**Task item:** Give back all the records exactly, keeping every line whole.

Start of Source data

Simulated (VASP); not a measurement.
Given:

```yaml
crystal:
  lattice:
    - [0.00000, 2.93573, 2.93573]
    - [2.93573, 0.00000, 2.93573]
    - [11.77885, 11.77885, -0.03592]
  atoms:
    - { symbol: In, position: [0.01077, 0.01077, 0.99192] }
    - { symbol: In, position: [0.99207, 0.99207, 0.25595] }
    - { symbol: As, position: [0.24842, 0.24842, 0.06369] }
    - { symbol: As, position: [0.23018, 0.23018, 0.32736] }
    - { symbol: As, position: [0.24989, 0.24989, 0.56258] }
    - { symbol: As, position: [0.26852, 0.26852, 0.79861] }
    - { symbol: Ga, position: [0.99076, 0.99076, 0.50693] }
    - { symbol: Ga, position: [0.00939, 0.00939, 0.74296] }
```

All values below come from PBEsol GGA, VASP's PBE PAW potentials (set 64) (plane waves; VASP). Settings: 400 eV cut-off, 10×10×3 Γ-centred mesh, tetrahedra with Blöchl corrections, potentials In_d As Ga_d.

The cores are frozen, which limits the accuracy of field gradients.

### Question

End of Source data

**Task result:**
Simulated (VASP); not a measurement.
Given:

```yaml
crystal:
  lattice:
    - [0.00000, 2.93573, 2.93573]
    - [2.93573, 0.00000, 2.93573]
    - [11.77885, 11.77885, -0.03592]
  atoms:
    - { symbol: In, position: [0.01077, 0.01077, 0.99192] }
    - { symbol: In, position: [0.99207, 0.99207, 0.25595] }
    - { symbol: As, position: [0.24842, 0.24842, 0.06369] }
    - { symbol: As, position: [0.23018, 0.23018, 0.32736] }
    - { symbol: As, position: [0.24989, 0.24989, 0.56258] }
    - { symbol: As, position: [0.26852, 0.26852, 0.79861] }
    - { symbol: Ga, position: [0.99076, 0.99076, 0.50693] }
    - { symbol: Ga, position: [0.00939, 0.00939, 0.74296] }
```

All values below come from PBEsol GGA, VASP's PBE PAW potentials (set 64) (plane waves; VASP). Settings: 400 eV cut-off, 10×10×3 Γ-centred mesh, tetrahedra with Blöchl corrections, potentials In_d As Ga_d.

The cores are frozen, which limits the accuracy of field gradients.

### Question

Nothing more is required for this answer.